Give the listing again, word for word.

┌──

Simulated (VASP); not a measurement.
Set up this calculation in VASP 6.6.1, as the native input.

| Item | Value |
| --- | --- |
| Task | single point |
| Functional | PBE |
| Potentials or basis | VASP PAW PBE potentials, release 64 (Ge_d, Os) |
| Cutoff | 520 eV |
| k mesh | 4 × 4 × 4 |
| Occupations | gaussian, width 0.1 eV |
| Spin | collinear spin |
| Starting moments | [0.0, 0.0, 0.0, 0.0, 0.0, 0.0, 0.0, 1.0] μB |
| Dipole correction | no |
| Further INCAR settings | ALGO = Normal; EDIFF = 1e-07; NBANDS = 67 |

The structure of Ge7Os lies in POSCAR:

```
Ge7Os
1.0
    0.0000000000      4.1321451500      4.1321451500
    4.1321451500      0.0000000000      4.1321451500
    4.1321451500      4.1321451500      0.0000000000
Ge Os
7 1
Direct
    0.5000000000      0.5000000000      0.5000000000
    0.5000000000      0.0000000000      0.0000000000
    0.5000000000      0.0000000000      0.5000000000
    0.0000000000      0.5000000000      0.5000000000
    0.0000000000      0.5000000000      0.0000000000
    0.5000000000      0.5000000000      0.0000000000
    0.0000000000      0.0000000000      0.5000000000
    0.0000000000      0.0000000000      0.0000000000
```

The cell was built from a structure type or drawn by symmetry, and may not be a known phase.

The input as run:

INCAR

└──

**Task answer**
Simulated (VASP); not a measurement.
Set up this calculation in VASP 6.6.1, as the native input.

| Item | Value |
| --- | --- |
| Task | single point |
| Functional | PBE |
| Potentials or basis | VASP PAW PBE potentials, release 64 (Ge_d, Os) |
| Cutoff | 520 eV |
| k mesh | 4 × 4 × 4 |
| Occupations | gaussian, width 0.1 eV |
| Spin | collinear spin |
| Starting moments | [0.0, 0.0, 0.0, 0.0, 0.0, 0.0, 0.0, 1.0] μB |
| Dipole correction | no |
| Further INCAR settings | ALGO = Normal; EDIFF = 1e-07; NBANDS = 67 |

The structure of Ge7Os lies in POSCAR:

```
Ge7Os
1.0
    0.0000000000      4.1321451500      4.1321451500
    4.1321451500      0.0000000000      4.1321451500
    4.1321451500      4.1321451500      0.0000000000
Ge Os
7 1
Direct
    0.5000000000      0.5000000000      0.5000000000
    0.5000000000      0.0000000000      0.0000000000
    0.5000000000      0.0000000000      0.5000000000
    0.0000000000      0.5000000000      0.5000000000
    0.0000000000      0.5000000000      0.0000000000
    0.5000000000      0.5000000000      0.0000000000
    0.0000000000      0.0000000000      0.5000000000
    0.0000000000      0.0000000000      0.0000000000
```

The cell was built from a structure type or drawn by symmetry, and may not be a known phase.

The input as run:

INCAR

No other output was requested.